* **TASK ITEM**
Please set the lines down again exactly, from the top of the entries through the line that contains "Question: Which of these levels was it?".

* **INPUT DATA**
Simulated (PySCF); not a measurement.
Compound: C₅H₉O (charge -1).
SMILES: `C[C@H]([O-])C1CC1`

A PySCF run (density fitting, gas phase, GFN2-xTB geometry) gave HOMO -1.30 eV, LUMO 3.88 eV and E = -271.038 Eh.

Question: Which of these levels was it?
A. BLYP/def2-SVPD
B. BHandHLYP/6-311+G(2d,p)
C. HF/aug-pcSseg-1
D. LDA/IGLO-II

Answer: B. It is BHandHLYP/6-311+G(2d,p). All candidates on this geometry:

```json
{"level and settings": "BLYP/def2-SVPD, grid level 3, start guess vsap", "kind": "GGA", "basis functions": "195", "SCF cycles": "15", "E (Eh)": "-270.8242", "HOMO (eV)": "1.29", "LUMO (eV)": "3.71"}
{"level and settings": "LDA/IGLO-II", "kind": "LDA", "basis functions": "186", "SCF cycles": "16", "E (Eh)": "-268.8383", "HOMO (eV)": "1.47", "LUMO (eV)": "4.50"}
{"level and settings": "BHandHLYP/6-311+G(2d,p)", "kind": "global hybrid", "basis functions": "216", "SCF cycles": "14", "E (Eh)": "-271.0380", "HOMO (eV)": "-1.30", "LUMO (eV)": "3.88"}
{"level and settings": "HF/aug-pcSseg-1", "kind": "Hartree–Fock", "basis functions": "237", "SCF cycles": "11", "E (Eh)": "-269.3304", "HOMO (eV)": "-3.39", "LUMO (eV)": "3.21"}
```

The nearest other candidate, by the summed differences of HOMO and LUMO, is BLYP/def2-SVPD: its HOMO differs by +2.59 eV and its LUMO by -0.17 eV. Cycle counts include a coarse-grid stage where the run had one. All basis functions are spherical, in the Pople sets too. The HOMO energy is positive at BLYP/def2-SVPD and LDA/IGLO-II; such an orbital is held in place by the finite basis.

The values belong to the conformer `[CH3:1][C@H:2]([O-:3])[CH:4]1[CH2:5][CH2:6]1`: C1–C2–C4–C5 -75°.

* **EXERCISE RESPONSE**
Simulated (PySCF); not a measurement.
Compound: C₅H₉O (charge -1).
SMILES: `C[C@H]([O-])C1CC1`

A PySCF run (density fitting, gas phase, GFN2-xTB geometry) gave HOMO -1.30 eV, LUMO 3.88 eV and E = -271.038 Eh.

Question: Which of these levels was it?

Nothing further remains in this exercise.